_RAW DATA_.
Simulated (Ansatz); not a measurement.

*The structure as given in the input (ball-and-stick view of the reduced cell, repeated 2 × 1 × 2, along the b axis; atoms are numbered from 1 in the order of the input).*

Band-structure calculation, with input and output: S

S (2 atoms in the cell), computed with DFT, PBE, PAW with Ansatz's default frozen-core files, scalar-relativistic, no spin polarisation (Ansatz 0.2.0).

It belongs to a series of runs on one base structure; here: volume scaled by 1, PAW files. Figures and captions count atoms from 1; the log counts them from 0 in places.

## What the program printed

_TASK ITEM_. Copy exactly the lines above, starting at the opening line and finishing at the line in which "It belongs to" occurs.

_EXPECTED ANSWER_.
Simulated (Ansatz); not a measurement.

*The structure as given in the input (ball-and-stick view of the reduced cell, repeated 2 × 1 × 2, along the b axis; atoms are numbered from 1 in the order of the input).*

Band-structure calculation, with input and output: S

S (2 atoms in the cell), computed with DFT, PBE, PAW with Ansatz's default frozen-core files, scalar-relativistic, no spin polarisation (Ansatz 0.2.0).

It belongs to a series of runs on one base structure; here: volume scaled by 1, PAW files. Figures and captions count atoms from 1; the log counts them from 0 in places.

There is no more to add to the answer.